**** DATA EXTRACTS
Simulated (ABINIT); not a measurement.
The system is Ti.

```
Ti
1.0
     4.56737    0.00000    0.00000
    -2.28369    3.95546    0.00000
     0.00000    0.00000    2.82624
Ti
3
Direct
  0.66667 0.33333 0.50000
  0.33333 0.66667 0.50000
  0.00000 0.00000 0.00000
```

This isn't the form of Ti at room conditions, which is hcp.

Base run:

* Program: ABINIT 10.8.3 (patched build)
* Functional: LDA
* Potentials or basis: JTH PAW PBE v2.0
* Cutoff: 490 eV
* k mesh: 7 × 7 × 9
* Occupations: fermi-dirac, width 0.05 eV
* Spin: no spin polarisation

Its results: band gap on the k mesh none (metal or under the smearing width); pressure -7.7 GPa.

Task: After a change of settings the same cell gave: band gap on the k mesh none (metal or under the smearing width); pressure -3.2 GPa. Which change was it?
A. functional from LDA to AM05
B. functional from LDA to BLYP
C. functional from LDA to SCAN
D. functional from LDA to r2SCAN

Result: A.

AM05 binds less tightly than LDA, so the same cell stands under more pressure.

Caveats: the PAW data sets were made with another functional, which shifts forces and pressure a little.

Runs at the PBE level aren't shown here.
********

* BRIEF *
Look through the material above and print exactly the lines from the one containing "A. functional from LDA to AM05" to the one containing "Caveats: the PAW", both included, and nothing more.

* SOLUTION *
A. functional from LDA to AM05
B. functional from LDA to BLYP
C. functional from LDA to SCAN
D. functional from LDA to r2SCAN

Result: A.

AM05 binds less tightly than LDA, so the same cell stands under more pressure.

Caveats: the PAW data sets were made with another functional, which shifts forces and pressure a little.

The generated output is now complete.